EXTRACTED INFORMATION.
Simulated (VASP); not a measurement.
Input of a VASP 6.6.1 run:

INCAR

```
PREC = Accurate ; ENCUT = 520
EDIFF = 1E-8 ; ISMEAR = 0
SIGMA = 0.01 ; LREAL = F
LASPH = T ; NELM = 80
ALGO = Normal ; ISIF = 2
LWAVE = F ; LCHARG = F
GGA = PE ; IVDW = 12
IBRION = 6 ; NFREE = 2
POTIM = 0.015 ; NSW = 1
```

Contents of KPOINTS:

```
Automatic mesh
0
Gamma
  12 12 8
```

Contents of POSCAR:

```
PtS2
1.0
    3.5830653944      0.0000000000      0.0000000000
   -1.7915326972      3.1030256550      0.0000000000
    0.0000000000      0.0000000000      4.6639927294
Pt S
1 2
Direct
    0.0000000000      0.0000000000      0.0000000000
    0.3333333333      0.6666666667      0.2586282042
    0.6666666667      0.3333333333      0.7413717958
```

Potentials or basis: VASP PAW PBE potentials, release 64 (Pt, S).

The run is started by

WORK TASK.
Write out all the entries exactly.

TASK OUTPUT.
Simulated (VASP); not a measurement.
Input of a VASP 6.6.1 run:

INCAR

```
PREC = Accurate ; ENCUT = 520
EDIFF = 1E-8 ; ISMEAR = 0
SIGMA = 0.01 ; LREAL = F
LASPH = T ; NELM = 80
ALGO = Normal ; ISIF = 2
LWAVE = F ; LCHARG = F
GGA = PE ; IVDW = 12
IBRION = 6 ; NFREE = 2
POTIM = 0.015 ; NSW = 1
```

Contents of KPOINTS:

```
Automatic mesh
0
Gamma
  12 12 8
```

Contents of POSCAR:

```
PtS2
1.0
    3.5830653944      0.0000000000      0.0000000000
   -1.7915326972      3.1030256550      0.0000000000
    0.0000000000      0.0000000000      4.6639927294
Pt S
1 2
Direct
    0.0000000000      0.0000000000      0.0000000000
    0.3333333333      0.6666666667      0.2586282042
    0.6666666667      0.3333333333      0.7413717958
```

Potentials or basis: VASP PAW PBE potentials, release 64 (Pt, S).

The run is started by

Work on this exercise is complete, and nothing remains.